* **REQUIREMENT**
Emit an exact copy of the lines running from the start of the records to the line containing "Set-up of the", both included.

* **INFORMATION PROVIDED**
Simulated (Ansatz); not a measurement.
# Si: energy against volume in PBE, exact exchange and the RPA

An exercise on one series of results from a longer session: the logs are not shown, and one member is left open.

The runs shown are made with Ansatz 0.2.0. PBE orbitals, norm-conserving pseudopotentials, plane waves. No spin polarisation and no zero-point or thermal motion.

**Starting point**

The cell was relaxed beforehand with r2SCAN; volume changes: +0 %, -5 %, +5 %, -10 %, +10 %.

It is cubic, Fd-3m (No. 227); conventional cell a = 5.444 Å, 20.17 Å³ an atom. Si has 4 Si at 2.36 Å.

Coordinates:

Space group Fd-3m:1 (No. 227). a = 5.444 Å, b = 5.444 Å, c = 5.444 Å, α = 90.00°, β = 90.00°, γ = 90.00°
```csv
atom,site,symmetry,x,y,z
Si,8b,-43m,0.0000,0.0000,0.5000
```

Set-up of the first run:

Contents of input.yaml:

* **RESULT**
Simulated (Ansatz); not a measurement.
# Si: energy against volume in PBE, exact exchange and the RPA

An exercise on one series of results from a longer session: the logs are not shown, and one member is left open.

The runs shown are made with Ansatz 0.2.0. PBE orbitals, norm-conserving pseudopotentials, plane waves. No spin polarisation and no zero-point or thermal motion.

**Starting point**

The cell was relaxed beforehand with r2SCAN; volume changes: +0 %, -5 %, +5 %, -10 %, +10 %.

It is cubic, Fd-3m (No. 227); conventional cell a = 5.444 Å, 20.17 Å³ an atom. Si has 4 Si at 2.36 Å.

Coordinates:

Space group Fd-3m:1 (No. 227). a = 5.444 Å, b = 5.444 Å, c = 5.444 Å, α = 90.00°, β = 90.00°, γ = 90.00°
```csv
atom,site,symmetry,x,y,z
Si,8b,-43m,0.0000,0.0000,0.5000
```

Set-up of the first run:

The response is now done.